#### Data listing:
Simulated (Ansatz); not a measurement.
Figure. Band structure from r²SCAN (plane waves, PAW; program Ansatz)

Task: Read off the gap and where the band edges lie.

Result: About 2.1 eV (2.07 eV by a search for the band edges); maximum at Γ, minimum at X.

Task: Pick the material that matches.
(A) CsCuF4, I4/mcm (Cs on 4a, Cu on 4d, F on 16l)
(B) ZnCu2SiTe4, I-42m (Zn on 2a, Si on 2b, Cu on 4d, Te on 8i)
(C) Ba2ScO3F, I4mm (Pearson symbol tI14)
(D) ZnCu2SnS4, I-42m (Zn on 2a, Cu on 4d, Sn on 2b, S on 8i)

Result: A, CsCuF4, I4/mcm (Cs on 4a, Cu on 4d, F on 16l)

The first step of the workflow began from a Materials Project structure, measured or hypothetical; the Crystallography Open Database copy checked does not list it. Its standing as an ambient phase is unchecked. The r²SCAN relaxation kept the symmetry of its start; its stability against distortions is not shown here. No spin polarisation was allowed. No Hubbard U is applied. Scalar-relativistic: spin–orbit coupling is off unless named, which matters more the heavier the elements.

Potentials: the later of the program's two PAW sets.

#### Work request:
Output the listing verbatim through the "The first step" line.

#### Result:
Simulated (Ansatz); not a measurement.
Figure. Band structure from r²SCAN (plane waves, PAW; program Ansatz)

Task: Read off the gap and where the band edges lie.

Result: About 2.1 eV (2.07 eV by a search for the band edges); maximum at Γ, minimum at X.

Task: Pick the material that matches.
(A) CsCuF4, I4/mcm (Cs on 4a, Cu on 4d, F on 16l)
(B) ZnCu2SiTe4, I-42m (Zn on 2a, Si on 2b, Cu on 4d, Te on 8i)
(C) Ba2ScO3F, I4mm (Pearson symbol tI14)
(D) ZnCu2SnS4, I-42m (Zn on 2a, Cu on 4d, Sn on 2b, S on 8i)

Result: A, CsCuF4, I4/mcm (Cs on 4a, Cu on 4d, F on 16l)

The first step of the workflow began from a Materials Project structure, measured or hypothetical; the Crystallography Open Database copy checked does not list it. Its standing as an ambient phase is unchecked. The r²SCAN relaxation kept the symmetry of its start; its stability against distortions is not shown here. No spin polarisation was allowed. No Hubbard U is applied. Scalar-relativistic: spin–orbit coupling is off unless named, which matters more the heavier the elements.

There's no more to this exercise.